────────

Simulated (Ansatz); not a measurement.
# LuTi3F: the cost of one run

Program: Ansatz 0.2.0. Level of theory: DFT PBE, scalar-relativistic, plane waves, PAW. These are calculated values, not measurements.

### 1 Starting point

────────

(Exercise) Retype every entry exactly.

(Answer box)
Simulated (Ansatz); not a measurement.
# LuTi3F: the cost of one run

Program: Ansatz 0.2.0. Level of theory: DFT PBE, scalar-relativistic, plane waves, PAW. These are calculated values, not measurements.

### 1 Starting point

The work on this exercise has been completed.